*WORK INSTRUCTION*
All of the entries need to be repeated exactly. Leave nothing out.

*SOURCE MATERIAL*
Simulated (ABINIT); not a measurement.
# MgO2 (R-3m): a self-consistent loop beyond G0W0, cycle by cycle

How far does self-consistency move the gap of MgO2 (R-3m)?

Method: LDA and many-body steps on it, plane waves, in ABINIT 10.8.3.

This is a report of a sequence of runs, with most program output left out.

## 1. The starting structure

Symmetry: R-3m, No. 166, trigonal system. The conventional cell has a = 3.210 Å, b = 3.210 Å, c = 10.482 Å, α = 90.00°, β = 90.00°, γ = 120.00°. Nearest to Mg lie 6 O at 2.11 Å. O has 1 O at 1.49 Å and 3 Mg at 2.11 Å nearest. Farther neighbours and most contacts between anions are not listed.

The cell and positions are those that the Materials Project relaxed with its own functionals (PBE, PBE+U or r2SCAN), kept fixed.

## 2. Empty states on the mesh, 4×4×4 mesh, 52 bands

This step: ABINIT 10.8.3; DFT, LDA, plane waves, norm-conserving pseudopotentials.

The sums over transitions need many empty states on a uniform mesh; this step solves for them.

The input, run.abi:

*ANSWER AREA*
Simulated (ABINIT); not a measurement.
# MgO2 (R-3m): a self-consistent loop beyond G0W0, cycle by cycle

How far does self-consistency move the gap of MgO2 (R-3m)?

Method: LDA and many-body steps on it, plane waves, in ABINIT 10.8.3.

This is a report of a sequence of runs, with most program output left out.

## 1. The starting structure

Symmetry: R-3m, No. 166, trigonal system. The conventional cell has a = 3.210 Å, b = 3.210 Å, c = 10.482 Å, α = 90.00°, β = 90.00°, γ = 120.00°. Nearest to Mg lie 6 O at 2.11 Å. O has 1 O at 1.49 Å and 3 Mg at 2.11 Å nearest. Farther neighbours and most contacts between anions are not listed.

The cell and positions are those that the Materials Project relaxed with its own functionals (PBE, PBE+U or r2SCAN), kept fixed.

## 2. Empty states on the mesh, 4×4×4 mesh, 52 bands

This step: ABINIT 10.8.3; DFT, LDA, plane waves, norm-conserving pseudopotentials.

The sums over transitions need many empty states on a uniform mesh; this step solves for them.

The input, run.abi:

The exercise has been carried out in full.